> _REQUIRED ACTION_:
Verbatim, and with nothing else, reproduce the data below from its first line through the line containing "Search: ETKDG and".

> _GIVEN RECORDS_:
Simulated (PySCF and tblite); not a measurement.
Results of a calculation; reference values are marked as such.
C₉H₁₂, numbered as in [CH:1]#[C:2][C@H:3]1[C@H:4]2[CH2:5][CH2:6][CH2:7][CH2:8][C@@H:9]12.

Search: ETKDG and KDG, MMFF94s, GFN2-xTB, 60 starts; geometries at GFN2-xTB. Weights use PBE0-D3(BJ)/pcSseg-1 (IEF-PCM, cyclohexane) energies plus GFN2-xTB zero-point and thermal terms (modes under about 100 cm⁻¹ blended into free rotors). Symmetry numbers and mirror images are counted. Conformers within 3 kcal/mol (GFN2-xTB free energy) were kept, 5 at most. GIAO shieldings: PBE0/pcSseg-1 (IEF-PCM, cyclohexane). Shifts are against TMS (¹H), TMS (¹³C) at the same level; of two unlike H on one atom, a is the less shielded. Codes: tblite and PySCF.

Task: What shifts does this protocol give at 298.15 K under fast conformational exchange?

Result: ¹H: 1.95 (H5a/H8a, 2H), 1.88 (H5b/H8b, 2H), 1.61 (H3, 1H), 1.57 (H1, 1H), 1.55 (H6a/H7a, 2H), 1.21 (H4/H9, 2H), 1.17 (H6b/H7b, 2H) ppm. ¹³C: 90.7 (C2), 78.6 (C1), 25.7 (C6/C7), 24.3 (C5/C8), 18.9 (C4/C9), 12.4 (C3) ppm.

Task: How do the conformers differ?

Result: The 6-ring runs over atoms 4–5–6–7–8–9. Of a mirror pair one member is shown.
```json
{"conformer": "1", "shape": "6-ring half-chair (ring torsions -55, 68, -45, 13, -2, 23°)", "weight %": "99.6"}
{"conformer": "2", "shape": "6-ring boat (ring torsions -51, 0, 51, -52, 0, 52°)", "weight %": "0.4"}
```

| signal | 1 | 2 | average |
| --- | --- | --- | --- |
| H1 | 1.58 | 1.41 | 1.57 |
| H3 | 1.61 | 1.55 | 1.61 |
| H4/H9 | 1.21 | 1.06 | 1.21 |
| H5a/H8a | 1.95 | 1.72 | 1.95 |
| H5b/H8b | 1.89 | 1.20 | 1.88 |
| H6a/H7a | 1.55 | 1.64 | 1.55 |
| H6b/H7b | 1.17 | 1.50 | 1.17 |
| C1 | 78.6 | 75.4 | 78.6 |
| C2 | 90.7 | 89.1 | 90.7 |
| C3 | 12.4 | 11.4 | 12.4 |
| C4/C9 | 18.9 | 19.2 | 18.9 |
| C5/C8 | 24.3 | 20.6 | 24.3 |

> _YOUR RESPONSE_:
Simulated (PySCF and tblite); not a measurement.
Results of a calculation; reference values are marked as such.
C₉H₁₂, numbered as in [CH:1]#[C:2][C@H:3]1[C@H:4]2[CH2:5][CH2:6][CH2:7][CH2:8][C@@H:9]12.

Search: ETKDG and KDG, MMFF94s, GFN2-xTB, 60 starts; geometries at GFN2-xTB. Weights use PBE0-D3(BJ)/pcSseg-1 (IEF-PCM, cyclohexane) energies plus GFN2-xTB zero-point and thermal terms (modes under about 100 cm⁻¹ blended into free rotors). Symmetry numbers and mirror images are counted. Conformers within 3 kcal/mol (GFN2-xTB free energy) were kept, 5 at most. GIAO shieldings: PBE0/pcSseg-1 (IEF-PCM, cyclohexane). Shifts are against TMS (¹H), TMS (¹³C) at the same level; of two unlike H on one atom, a is the less shielded. Codes: tblite and PySCF.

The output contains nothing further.